■ Activity ■
Nothing but the lines from the start of the records through the line that contains "E. an excited determinant was followed" is to be copied, and each is to be copied exactly.

_ _ _ _ _ _ _

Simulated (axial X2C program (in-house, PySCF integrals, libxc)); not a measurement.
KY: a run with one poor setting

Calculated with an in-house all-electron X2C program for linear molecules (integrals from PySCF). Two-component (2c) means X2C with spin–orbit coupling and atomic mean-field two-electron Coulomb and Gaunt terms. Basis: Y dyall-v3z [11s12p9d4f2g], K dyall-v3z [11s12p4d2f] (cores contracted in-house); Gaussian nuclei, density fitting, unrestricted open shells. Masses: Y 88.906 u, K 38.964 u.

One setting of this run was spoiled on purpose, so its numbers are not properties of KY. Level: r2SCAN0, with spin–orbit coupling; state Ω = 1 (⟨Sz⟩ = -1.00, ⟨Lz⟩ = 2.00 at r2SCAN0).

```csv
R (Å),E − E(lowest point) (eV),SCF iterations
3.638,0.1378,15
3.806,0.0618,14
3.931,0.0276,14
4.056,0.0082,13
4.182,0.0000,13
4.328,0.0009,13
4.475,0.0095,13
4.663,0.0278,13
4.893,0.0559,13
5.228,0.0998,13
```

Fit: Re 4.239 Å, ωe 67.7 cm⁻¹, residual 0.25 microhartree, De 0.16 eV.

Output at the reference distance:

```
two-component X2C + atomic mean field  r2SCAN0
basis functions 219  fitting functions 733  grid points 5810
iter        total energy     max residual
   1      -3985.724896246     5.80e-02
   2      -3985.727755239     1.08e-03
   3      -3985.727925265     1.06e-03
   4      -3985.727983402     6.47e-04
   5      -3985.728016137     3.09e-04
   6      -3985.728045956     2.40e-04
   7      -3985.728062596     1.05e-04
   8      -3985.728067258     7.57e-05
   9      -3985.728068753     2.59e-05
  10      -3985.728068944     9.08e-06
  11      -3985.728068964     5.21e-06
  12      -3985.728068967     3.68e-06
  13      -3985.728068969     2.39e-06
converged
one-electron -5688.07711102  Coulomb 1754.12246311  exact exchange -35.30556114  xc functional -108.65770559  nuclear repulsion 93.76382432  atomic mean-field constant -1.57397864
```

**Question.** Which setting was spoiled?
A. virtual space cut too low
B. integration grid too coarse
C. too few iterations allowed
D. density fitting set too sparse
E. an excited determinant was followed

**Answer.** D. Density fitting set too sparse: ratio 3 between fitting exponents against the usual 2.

_ _ _ _ _ _ _

■ Exercise response ■
Simulated (axial X2C program (in-house, PySCF integrals, libxc)); not a measurement.
KY: a run with one poor setting

Calculated with an in-house all-electron X2C program for linear molecules (integrals from PySCF). Two-component (2c) means X2C with spin–orbit coupling and atomic mean-field two-electron Coulomb and Gaunt terms. Basis: Y dyall-v3z [11s12p9d4f2g], K dyall-v3z [11s12p4d2f] (cores contracted in-house); Gaussian nuclei, density fitting, unrestricted open shells. Masses: Y 88.906 u, K 38.964 u.

One setting of this run was spoiled on purpose, so its numbers are not properties of KY. Level: r2SCAN0, with spin–orbit coupling; state Ω = 1 (⟨Sz⟩ = -1.00, ⟨Lz⟩ = 2.00 at r2SCAN0).

```csv
R (Å),E − E(lowest point) (eV),SCF iterations
3.638,0.1378,15
3.806,0.0618,14
3.931,0.0276,14
4.056,0.0082,13
4.182,0.0000,13
4.328,0.0009,13
4.475,0.0095,13
4.663,0.0278,13
4.893,0.0559,13
5.228,0.0998,13
```

Fit: Re 4.239 Å, ωe 67.7 cm⁻¹, residual 0.25 microhartree, De 0.16 eV.

Output at the reference distance:

```
two-component X2C + atomic mean field  r2SCAN0
basis functions 219  fitting functions 733  grid points 5810
iter        total energy     max residual
   1      -3985.724896246     5.80e-02
   2      -3985.727755239     1.08e-03
   3      -3985.727925265     1.06e-03
   4      -3985.727983402     6.47e-04
   5      -3985.728016137     3.09e-04
   6      -3985.728045956     2.40e-04
   7      -3985.728062596     1.05e-04
   8      -3985.728067258     7.57e-05
   9      -3985.728068753     2.59e-05
  10      -3985.728068944     9.08e-06
  11      -3985.728068964     5.21e-06
  12      -3985.728068967     3.68e-06
  13      -3985.728068969     2.39e-06
converged
one-electron -5688.07711102  Coulomb 1754.12246311  exact exchange -35.30556114  xc functional -108.65770559  nuclear repulsion 93.76382432  atomic mean-field constant -1.57397864
```

**Question.** Which setting was spoiled?
A. virtual space cut too low
B. integration grid too coarse
C. too few iterations allowed
D. density fitting set too sparse
E. an excited determinant was followed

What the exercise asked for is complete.